(Assignment) Transcribe all of the entries, matching each one exactly.

(Recorded information)
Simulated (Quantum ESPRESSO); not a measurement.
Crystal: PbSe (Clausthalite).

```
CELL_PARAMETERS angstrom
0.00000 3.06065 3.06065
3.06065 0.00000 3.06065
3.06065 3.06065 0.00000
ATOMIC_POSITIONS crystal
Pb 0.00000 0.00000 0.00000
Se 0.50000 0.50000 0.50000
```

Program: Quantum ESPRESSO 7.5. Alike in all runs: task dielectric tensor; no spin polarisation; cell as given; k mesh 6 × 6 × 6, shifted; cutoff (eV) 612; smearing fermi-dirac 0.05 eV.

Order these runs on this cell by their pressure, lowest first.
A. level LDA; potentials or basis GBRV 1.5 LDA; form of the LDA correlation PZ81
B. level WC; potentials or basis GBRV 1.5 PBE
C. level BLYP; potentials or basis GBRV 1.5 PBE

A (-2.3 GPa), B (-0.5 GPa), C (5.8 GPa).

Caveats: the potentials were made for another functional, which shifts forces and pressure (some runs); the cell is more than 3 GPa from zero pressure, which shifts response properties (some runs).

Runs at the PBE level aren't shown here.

(Written response)
Simulated (Quantum ESPRESSO); not a measurement.
Crystal: PbSe (Clausthalite).

```
CELL_PARAMETERS angstrom
0.00000 3.06065 3.06065
3.06065 0.00000 3.06065
3.06065 3.06065 0.00000
ATOMIC_POSITIONS crystal
Pb 0.00000 0.00000 0.00000
Se 0.50000 0.50000 0.50000
```

Program: Quantum ESPRESSO 7.5. Alike in all runs: task dielectric tensor; no spin polarisation; cell as given; k mesh 6 × 6 × 6, shifted; cutoff (eV) 612; smearing fermi-dirac 0.05 eV.

Order these runs on this cell by their pressure, lowest first.
A. level LDA; potentials or basis GBRV 1.5 LDA; form of the LDA correlation PZ81
B. level WC; potentials or basis GBRV 1.5 PBE
C. level BLYP; potentials or basis GBRV 1.5 PBE

A (-2.3 GPa), B (-0.5 GPa), C (5.8 GPa).

Caveats: the potentials were made for another functional, which shifts forces and pressure (some runs); the cell is more than 3 GPa from zero pressure, which shifts response properties (some runs).

Runs at the PBE level aren't shown here.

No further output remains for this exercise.